▶ [Action item]
Reproduce the full listing that appears beneath this instruction exactly.

▶ [Data provided]
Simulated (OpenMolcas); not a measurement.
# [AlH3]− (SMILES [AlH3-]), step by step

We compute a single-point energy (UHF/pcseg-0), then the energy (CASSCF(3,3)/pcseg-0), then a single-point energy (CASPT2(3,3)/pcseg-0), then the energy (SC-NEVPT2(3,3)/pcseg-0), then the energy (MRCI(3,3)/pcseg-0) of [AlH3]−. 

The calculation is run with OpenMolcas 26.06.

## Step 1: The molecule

▶ [Written response]
Simulated (OpenMolcas); not a measurement.
# [AlH3]− (SMILES [AlH3-]), step by step

We compute a single-point energy (UHF/pcseg-0), then the energy (CASSCF(3,3)/pcseg-0), then a single-point energy (CASPT2(3,3)/pcseg-0), then the energy (SC-NEVPT2(3,3)/pcseg-0), then the energy (MRCI(3,3)/pcseg-0) of [AlH3]−. 

The calculation is run with OpenMolcas 26.06.

## Step 1: The molecule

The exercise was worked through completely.